Entries supplied ->
=== Section Start ===

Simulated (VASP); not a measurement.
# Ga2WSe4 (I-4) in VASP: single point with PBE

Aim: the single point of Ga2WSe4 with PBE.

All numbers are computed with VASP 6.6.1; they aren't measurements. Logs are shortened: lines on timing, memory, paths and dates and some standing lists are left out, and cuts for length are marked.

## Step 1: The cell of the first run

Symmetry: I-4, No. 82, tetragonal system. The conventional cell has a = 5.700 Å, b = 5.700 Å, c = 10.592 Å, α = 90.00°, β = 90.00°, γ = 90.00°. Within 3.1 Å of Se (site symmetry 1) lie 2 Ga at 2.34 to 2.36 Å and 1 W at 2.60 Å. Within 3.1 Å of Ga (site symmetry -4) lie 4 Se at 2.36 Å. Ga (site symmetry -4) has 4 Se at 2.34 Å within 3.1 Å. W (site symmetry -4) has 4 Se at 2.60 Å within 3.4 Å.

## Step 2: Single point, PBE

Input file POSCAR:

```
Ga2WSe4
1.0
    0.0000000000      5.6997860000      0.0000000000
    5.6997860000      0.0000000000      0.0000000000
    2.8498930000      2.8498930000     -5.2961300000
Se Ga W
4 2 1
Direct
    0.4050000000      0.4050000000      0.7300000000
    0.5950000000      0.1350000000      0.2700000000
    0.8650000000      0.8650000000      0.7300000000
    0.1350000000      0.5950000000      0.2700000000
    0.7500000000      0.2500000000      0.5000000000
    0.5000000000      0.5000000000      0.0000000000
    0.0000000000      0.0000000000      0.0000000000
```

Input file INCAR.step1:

=== Section End ===

Activity ->
The records must each be output verbatim, with nothing left out.

Your solution ->
Simulated (VASP); not a measurement.
# Ga2WSe4 (I-4) in VASP: single point with PBE

Aim: the single point of Ga2WSe4 with PBE.

All numbers are computed with VASP 6.6.1; they aren't measurements. Logs are shortened: lines on timing, memory, paths and dates and some standing lists are left out, and cuts for length are marked.

## Step 1: The cell of the first run

Symmetry: I-4, No. 82, tetragonal system. The conventional cell has a = 5.700 Å, b = 5.700 Å, c = 10.592 Å, α = 90.00°, β = 90.00°, γ = 90.00°. Within 3.1 Å of Se (site symmetry 1) lie 2 Ga at 2.34 to 2.36 Å and 1 W at 2.60 Å. Within 3.1 Å of Ga (site symmetry -4) lie 4 Se at 2.36 Å. Ga (site symmetry -4) has 4 Se at 2.34 Å within 3.1 Å. W (site symmetry -4) has 4 Se at 2.60 Å within 3.4 Å.

## Step 2: Single point, PBE

Input file POSCAR:

```
Ga2WSe4
1.0
    0.0000000000      5.6997860000      0.0000000000
    5.6997860000      0.0000000000      0.0000000000
    2.8498930000      2.8498930000     -5.2961300000
Se Ga W
4 2 1
Direct
    0.4050000000      0.4050000000      0.7300000000
    0.5950000000      0.1350000000      0.2700000000
    0.8650000000      0.8650000000      0.7300000000
    0.1350000000      0.5950000000      0.2700000000
    0.7500000000      0.2500000000      0.5000000000
    0.5000000000      0.5000000000      0.0000000000
    0.0000000000      0.0000000000      0.0000000000
```

Input file INCAR.step1:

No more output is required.